__ACTIVITY__
Output the listing below verbatim.

▬▬▬▬▬▬▬▬▬▬

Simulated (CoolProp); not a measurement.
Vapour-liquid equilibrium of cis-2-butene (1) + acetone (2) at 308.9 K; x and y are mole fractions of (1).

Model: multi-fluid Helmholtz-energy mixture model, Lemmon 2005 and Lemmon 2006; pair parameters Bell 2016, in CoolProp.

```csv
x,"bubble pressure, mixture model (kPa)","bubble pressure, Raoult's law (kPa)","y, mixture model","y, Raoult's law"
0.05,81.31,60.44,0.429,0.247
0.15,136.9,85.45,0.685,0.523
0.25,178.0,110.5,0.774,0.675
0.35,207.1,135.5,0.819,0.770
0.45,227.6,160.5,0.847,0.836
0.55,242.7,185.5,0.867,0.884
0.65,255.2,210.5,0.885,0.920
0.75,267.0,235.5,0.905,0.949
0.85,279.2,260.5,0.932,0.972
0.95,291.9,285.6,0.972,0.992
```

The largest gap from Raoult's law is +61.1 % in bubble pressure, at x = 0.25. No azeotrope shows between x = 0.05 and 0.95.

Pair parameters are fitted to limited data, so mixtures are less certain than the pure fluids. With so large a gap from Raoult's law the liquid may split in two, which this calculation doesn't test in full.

▬▬▬▬▬▬▬▬▬▬

__RESPONSE AREA__
Simulated (CoolProp); not a measurement.
Vapour-liquid equilibrium of cis-2-butene (1) + acetone (2) at 308.9 K; x and y are mole fractions of (1).

Model: multi-fluid Helmholtz-energy mixture model, Lemmon 2005 and Lemmon 2006; pair parameters Bell 2016, in CoolProp.

```csv
x,"bubble pressure, mixture model (kPa)","bubble pressure, Raoult's law (kPa)","y, mixture model","y, Raoult's law"
0.05,81.31,60.44,0.429,0.247
0.15,136.9,85.45,0.685,0.523
0.25,178.0,110.5,0.774,0.675
0.35,207.1,135.5,0.819,0.770
0.45,227.6,160.5,0.847,0.836
0.55,242.7,185.5,0.867,0.884
0.65,255.2,210.5,0.885,0.920
0.75,267.0,235.5,0.905,0.949
0.85,279.2,260.5,0.932,0.972
0.95,291.9,285.6,0.972,0.992
```

The largest gap from Raoult's law is +61.1 % in bubble pressure, at x = 0.25. No azeotrope shows between x = 0.05 and 0.95.

Pair parameters are fitted to limited data, so mixtures are less certain than the pure fluids. With so large a gap from Raoult's law the liquid may split in two, which this calculation doesn't test in full.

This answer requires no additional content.